_ASSIGNED TASK:_ Beginning with the opening line, set down each line of the material below exactly, stopping once the line with "Curves of GaCl⁻ by EOM-EA-CCSD" is done.

_RECORD EXTRACTS:_
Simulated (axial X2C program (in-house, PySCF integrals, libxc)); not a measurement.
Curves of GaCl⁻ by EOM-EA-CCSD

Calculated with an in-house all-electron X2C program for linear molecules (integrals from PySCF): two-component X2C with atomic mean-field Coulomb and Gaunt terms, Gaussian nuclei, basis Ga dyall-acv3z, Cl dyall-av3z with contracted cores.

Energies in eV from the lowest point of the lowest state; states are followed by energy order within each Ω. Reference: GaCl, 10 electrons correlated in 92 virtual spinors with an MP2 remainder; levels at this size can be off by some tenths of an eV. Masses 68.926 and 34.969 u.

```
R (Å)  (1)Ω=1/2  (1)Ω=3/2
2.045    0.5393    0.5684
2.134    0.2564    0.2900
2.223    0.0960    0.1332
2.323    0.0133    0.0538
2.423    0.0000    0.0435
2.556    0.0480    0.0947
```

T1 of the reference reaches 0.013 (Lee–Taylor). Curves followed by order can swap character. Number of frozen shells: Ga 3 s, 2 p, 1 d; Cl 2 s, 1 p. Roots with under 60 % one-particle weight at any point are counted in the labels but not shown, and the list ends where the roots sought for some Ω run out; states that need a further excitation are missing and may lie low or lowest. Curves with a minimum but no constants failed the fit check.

_REPLY:_
Simulated (axial X2C program (in-house, PySCF integrals, libxc)); not a measurement.
Curves of GaCl⁻ by EOM-EA-CCSD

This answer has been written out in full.